**ACTION ITEM:**
Verbatim, and with nothing else, reproduce the data below from its first line through the line containing "Task: Which ion".

**EXCERPTED RECORDS:**
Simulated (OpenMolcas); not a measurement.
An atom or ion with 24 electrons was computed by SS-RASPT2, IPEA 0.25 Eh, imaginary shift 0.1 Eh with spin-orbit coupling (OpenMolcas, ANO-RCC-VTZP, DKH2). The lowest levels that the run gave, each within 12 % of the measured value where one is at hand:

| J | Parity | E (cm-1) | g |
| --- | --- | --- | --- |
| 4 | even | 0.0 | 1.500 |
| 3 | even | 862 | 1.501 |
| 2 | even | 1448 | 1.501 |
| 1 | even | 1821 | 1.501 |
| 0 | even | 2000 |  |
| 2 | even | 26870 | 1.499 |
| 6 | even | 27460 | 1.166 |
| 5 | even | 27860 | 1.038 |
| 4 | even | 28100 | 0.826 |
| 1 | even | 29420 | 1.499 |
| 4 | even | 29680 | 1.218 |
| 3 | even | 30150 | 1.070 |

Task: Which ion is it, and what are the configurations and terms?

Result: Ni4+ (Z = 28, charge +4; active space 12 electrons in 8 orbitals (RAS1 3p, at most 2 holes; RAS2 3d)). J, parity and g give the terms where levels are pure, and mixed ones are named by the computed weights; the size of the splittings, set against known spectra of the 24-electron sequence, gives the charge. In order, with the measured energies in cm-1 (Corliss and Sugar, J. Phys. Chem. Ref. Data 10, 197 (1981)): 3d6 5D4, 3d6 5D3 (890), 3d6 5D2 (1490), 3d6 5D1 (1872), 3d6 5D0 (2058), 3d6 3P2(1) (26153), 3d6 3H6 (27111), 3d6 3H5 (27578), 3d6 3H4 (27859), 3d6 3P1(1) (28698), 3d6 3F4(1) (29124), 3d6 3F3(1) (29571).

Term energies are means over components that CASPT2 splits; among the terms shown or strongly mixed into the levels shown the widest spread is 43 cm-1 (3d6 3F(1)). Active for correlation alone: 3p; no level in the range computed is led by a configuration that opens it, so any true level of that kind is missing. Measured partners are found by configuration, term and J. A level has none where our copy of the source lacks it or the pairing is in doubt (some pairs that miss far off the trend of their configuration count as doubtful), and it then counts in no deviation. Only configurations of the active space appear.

**EXERCISE ANSWER:**
Simulated (OpenMolcas); not a measurement.
An atom or ion with 24 electrons was computed by SS-RASPT2, IPEA 0.25 Eh, imaginary shift 0.1 Eh with spin-orbit coupling (OpenMolcas, ANO-RCC-VTZP, DKH2). The lowest levels that the run gave, each within 12 % of the measured value where one is at hand:

| J | Parity | E (cm-1) | g |
| --- | --- | --- | --- |
| 4 | even | 0.0 | 1.500 |
| 3 | even | 862 | 1.501 |
| 2 | even | 1448 | 1.501 |
| 1 | even | 1821 | 1.501 |
| 0 | even | 2000 |  |
| 2 | even | 26870 | 1.499 |
| 6 | even | 27460 | 1.166 |
| 5 | even | 27860 | 1.038 |
| 4 | even | 28100 | 0.826 |
| 1 | even | 29420 | 1.499 |
| 4 | even | 29680 | 1.218 |
| 3 | even | 30150 | 1.070 |

Task: Which ion is it, and what are the configurations and terms?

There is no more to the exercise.